- Opening Delimiter -
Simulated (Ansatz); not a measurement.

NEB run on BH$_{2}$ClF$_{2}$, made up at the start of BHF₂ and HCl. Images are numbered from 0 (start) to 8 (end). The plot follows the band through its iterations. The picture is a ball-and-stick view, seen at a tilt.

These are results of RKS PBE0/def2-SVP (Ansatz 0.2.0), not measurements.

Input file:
- Closing Delimiter -

## Work task
Each record is to be retyped exactly as written.

## Exercise solution
Simulated (Ansatz); not a measurement.

NEB run on BH$_{2}$ClF$_{2}$, made up at the start of BHF₂ and HCl. Images are numbered from 0 (start) to 8 (end). The plot follows the band through its iterations. The picture is a ball-and-stick view, seen at a tilt.

These are results of RKS PBE0/def2-SVP (Ansatz 0.2.0), not measurements.

Input file:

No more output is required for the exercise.